[Start of Attachment]
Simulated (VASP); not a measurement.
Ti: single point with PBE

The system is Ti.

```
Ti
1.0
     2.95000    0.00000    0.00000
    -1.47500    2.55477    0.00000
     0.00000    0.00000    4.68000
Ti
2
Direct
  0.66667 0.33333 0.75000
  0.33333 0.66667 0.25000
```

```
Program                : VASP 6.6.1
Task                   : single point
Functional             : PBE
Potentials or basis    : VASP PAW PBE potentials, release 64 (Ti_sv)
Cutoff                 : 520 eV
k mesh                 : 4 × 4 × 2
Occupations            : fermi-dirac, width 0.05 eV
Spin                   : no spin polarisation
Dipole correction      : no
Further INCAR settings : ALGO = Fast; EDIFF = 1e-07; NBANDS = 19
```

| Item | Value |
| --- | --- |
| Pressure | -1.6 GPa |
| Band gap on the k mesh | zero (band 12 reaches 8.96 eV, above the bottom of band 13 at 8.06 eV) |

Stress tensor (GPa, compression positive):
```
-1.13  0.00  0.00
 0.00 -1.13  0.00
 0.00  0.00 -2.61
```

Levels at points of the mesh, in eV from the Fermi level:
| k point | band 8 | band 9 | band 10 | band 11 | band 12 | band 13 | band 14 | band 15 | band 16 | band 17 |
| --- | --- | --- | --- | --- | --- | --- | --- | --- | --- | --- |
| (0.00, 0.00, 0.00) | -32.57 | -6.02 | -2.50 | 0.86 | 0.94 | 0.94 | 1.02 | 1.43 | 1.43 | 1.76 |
[End of Attachment]

Required action:
In full and without any edits, output the material above.

Exercise response:
Simulated (VASP); not a measurement.
Ti: single point with PBE

The system is Ti.

```
Ti
1.0
     2.95000    0.00000    0.00000
    -1.47500    2.55477    0.00000
     0.00000    0.00000    4.68000
Ti
2
Direct
  0.66667 0.33333 0.75000
  0.33333 0.66667 0.25000
```

```
Program                : VASP 6.6.1
Task                   : single point
Functional             : PBE
Potentials or basis    : VASP PAW PBE potentials, release 64 (Ti_sv)
Cutoff                 : 520 eV
k mesh                 : 4 × 4 × 2
Occupations            : fermi-dirac, width 0.05 eV
Spin                   : no spin polarisation
Dipole correction      : no
Further INCAR settings : ALGO = Fast; EDIFF = 1e-07; NBANDS = 19
```

| Item | Value |
| --- | --- |
| Pressure | -1.6 GPa |
| Band gap on the k mesh | zero (band 12 reaches 8.96 eV, above the bottom of band 13 at 8.06 eV) |

Stress tensor (GPa, compression positive):
```
-1.13  0.00  0.00
 0.00 -1.13  0.00
 0.00  0.00 -2.61
```

Levels at points of the mesh, in eV from the Fermi level:
| k point | band 8 | band 9 | band 10 | band 11 | band 12 | band 13 | band 14 | band 15 | band 16 | band 17 |
| --- | --- | --- | --- | --- | --- | --- | --- | --- | --- | --- |
| (0.00, 0.00, 0.00) | -32.57 | -6.02 | -2.50 | 0.86 | 0.94 | 0.94 | 1.02 | 1.43 | 1.43 | 1.76 |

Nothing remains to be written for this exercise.